• • • •

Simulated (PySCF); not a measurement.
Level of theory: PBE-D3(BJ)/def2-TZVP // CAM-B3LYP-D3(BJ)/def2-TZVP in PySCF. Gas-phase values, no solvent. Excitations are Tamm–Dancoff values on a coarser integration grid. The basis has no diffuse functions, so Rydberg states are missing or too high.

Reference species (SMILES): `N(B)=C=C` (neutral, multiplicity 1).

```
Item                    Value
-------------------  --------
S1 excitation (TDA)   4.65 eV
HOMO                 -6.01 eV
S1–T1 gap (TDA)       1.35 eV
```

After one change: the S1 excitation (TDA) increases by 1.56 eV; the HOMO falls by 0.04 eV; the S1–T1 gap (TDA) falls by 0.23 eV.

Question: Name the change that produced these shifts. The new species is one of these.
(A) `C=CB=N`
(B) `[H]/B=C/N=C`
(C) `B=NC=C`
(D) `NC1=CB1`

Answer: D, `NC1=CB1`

• • • •

▶ _EXERCISE_: Retype, exactly and with nothing added, the lines of the material above from the first through the one that contains "After one change: the".

▶ _RESPONSE AREA_:
Simulated (PySCF); not a measurement.
Level of theory: PBE-D3(BJ)/def2-TZVP // CAM-B3LYP-D3(BJ)/def2-TZVP in PySCF. Gas-phase values, no solvent. Excitations are Tamm–Dancoff values on a coarser integration grid. The basis has no diffuse functions, so Rydberg states are missing or too high.

Reference species (SMILES): `N(B)=C=C` (neutral, multiplicity 1).

```
Item                    Value
-------------------  --------
S1 excitation (TDA)   4.65 eV
HOMO                 -6.01 eV
S1–T1 gap (TDA)       1.35 eV
```

After one change: the S1 excitation (TDA) increases by 1.56 eV; the HOMO falls by 0.04 eV; the S1–T1 gap (TDA) falls by 0.23 eV.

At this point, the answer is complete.